--

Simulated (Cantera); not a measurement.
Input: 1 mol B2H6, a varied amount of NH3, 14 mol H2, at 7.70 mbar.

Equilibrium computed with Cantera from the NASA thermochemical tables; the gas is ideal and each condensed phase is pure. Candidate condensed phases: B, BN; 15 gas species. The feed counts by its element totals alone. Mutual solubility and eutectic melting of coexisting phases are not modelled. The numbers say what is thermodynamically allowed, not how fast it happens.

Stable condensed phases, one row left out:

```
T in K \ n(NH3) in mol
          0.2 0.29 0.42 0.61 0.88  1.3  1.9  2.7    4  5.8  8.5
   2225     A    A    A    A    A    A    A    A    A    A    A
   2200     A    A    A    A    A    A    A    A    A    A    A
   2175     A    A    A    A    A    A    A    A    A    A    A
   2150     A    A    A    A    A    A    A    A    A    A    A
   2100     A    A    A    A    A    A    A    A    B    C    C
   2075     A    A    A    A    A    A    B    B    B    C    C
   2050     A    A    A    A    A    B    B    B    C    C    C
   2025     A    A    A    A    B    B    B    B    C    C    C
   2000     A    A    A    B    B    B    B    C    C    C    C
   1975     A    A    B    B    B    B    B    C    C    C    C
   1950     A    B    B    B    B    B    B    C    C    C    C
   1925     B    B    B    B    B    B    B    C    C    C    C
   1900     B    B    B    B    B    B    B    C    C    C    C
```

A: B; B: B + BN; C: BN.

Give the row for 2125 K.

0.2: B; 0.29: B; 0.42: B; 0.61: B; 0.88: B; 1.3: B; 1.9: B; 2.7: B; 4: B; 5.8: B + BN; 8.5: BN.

--

● **Exercise**:
Look above for the line containing "A: B; B: B + BN; C: BN.". Output from there through the line containing "Give the row for 2125 K.", exactly and inclusively.

● **Written reply**:
A: B; B: B + BN; C: BN.

Give the row for 2125 K.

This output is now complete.